Extracted entries Block Start
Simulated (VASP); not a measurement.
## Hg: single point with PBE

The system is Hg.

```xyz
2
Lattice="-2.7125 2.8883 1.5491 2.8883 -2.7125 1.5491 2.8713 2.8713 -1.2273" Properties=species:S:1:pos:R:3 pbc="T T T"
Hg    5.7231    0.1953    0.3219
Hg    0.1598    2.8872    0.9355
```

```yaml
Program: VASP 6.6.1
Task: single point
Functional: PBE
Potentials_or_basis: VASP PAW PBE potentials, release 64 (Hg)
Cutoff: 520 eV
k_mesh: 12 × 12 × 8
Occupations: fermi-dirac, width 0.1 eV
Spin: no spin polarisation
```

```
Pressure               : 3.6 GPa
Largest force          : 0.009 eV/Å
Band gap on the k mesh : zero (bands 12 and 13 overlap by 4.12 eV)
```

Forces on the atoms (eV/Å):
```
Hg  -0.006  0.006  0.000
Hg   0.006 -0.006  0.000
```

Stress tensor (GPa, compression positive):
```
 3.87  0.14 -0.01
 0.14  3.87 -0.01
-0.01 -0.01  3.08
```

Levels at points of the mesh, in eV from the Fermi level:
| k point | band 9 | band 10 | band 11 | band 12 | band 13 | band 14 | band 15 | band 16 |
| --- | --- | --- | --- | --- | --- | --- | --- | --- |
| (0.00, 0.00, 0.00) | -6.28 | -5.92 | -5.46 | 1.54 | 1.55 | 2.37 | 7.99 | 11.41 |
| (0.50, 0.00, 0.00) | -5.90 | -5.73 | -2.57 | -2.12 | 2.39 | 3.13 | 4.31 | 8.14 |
Extracted entries Block End

→ Task item: What you give back should be only the lines of the records above, starting at the line with "15 | band 16 |" and ending at the line with "7.99 | 11.41 |", restated word for word.

→ Task output:
| k point | band 9 | band 10 | band 11 | band 12 | band 13 | band 14 | band 15 | band 16 |
| --- | --- | --- | --- | --- | --- | --- | --- | --- |
| (0.00, 0.00, 0.00) | -6.28 | -5.92 | -5.46 | 1.54 | 1.55 | 2.37 | 7.99 | 11.41 |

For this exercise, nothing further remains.